##### Data under study #####

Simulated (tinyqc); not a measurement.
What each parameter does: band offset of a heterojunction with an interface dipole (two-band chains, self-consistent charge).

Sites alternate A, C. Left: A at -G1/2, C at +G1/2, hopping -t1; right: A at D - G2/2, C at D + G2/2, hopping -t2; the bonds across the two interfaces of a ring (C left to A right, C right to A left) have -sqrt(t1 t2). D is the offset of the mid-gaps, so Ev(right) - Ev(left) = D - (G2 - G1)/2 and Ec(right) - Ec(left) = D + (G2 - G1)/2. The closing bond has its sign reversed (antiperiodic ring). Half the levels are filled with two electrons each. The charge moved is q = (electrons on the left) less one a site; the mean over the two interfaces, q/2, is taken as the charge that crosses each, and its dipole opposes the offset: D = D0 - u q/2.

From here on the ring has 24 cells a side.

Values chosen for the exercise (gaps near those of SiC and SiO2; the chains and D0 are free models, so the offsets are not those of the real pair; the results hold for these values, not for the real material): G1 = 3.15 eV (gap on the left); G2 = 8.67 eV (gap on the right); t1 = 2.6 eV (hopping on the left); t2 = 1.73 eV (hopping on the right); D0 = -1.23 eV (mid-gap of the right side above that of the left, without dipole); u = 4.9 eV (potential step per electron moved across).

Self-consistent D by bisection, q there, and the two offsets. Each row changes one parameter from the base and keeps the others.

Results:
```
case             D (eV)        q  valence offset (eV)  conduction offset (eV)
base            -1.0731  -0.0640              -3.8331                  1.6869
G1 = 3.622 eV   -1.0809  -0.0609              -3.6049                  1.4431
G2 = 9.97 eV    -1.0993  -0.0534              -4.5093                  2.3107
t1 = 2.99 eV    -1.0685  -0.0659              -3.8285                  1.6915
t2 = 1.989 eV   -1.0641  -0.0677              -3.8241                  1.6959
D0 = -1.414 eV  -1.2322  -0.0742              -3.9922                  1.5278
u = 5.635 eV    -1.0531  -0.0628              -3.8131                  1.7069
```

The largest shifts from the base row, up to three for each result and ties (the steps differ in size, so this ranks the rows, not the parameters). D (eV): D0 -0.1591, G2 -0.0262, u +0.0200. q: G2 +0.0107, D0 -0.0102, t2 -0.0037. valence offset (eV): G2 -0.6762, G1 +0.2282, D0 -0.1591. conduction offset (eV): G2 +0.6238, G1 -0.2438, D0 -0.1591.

#####

Work instruction
Starting at the line that contains "What each parameter" and stopping after the line that contains "Values chosen for", write out every line exactly as it appears above, and no other line.

Task solution
What each parameter does: band offset of a heterojunction with an interface dipole (two-band chains, self-consistent charge).

Sites alternate A, C. Left: A at -G1/2, C at +G1/2, hopping -t1; right: A at D - G2/2, C at D + G2/2, hopping -t2; the bonds across the two interfaces of a ring (C left to A right, C right to A left) have -sqrt(t1 t2). D is the offset of the mid-gaps, so Ev(right) - Ev(left) = D - (G2 - G1)/2 and Ec(right) - Ec(left) = D + (G2 - G1)/2. The closing bond has its sign reversed (antiperiodic ring). Half the levels are filled with two electrons each. The charge moved is q = (electrons on the left) less one a site; the mean over the two interfaces, q/2, is taken as the charge that crosses each, and its dipole opposes the offset: D = D0 - u q/2.

From here on the ring has 24 cells a side.

Values chosen for the exercise (gaps near those of SiC and SiO2; the chains and D0 are free models, so the offsets are not those of the real pair; the results hold for these values, not for the real material): G1 = 3.15 eV (gap on the left); G2 = 8.67 eV (gap on the right); t1 = 2.6 eV (hopping on the left); t2 = 1.73 eV (hopping on the right); D0 = -1.23 eV (mid-gap of the right side above that of the left, without dipole); u = 4.9 eV (potential step per electron moved across).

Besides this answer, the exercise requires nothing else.